══════════════════════════════

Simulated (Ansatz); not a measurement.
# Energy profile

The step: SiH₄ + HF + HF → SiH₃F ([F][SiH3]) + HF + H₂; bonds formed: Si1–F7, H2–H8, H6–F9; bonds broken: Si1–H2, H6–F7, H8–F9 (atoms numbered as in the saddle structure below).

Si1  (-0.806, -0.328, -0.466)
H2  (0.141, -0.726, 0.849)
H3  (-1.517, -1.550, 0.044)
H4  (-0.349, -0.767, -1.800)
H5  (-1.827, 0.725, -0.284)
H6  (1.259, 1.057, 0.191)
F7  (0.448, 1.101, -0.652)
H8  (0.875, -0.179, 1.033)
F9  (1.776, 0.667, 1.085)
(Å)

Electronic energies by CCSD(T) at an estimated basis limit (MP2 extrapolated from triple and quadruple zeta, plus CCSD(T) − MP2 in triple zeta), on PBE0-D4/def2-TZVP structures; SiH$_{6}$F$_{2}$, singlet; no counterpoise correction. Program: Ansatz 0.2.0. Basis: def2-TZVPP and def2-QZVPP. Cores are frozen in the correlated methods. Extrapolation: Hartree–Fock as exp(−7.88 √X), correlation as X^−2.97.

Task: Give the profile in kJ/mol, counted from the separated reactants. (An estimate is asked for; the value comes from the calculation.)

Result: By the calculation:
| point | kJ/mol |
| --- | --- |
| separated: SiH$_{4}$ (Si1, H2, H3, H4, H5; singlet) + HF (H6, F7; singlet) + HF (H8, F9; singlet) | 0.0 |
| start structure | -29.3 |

══════════════════════════════

The records above must be transcribed in full, word for word.

Simulated (Ansatz); not a measurement.
# Energy profile

The step: SiH₄ + HF + HF → SiH₃F ([F][SiH3]) + HF + H₂; bonds formed: Si1–F7, H2–H8, H6–F9; bonds broken: Si1–H2, H6–F7, H8–F9 (atoms numbered as in the saddle structure below).

Si1  (-0.806, -0.328, -0.466)
H2  (0.141, -0.726, 0.849)
H3  (-1.517, -1.550, 0.044)
H4  (-0.349, -0.767, -1.800)
H5  (-1.827, 0.725, -0.284)
H6  (1.259, 1.057, 0.191)
F7  (0.448, 1.101, -0.652)
H8  (0.875, -0.179, 1.033)
F9  (1.776, 0.667, 1.085)
(Å)

Electronic energies by CCSD(T) at an estimated basis limit (MP2 extrapolated from triple and quadruple zeta, plus CCSD(T) − MP2 in triple zeta), on PBE0-D4/def2-TZVP structures; SiH$_{6}$F$_{2}$, singlet; no counterpoise correction. Program: Ansatz 0.2.0. Basis: def2-TZVPP and def2-QZVPP. Cores are frozen in the correlated methods. Extrapolation: Hartree–Fock as exp(−7.88 √X), correlation as X^−2.97.

Task: Give the profile in kJ/mol, counted from the separated reactants. (An estimate is asked for; the value comes from the calculation.)

Result: By the calculation:
| point | kJ/mol |
| --- | --- |
| separated: SiH$_{4}$ (Si1, H2, H3, H4, H5; singlet) + HF (H6, F7; singlet) + HF (H8, F9; singlet) | 0.0 |
| start structure | -29.3 |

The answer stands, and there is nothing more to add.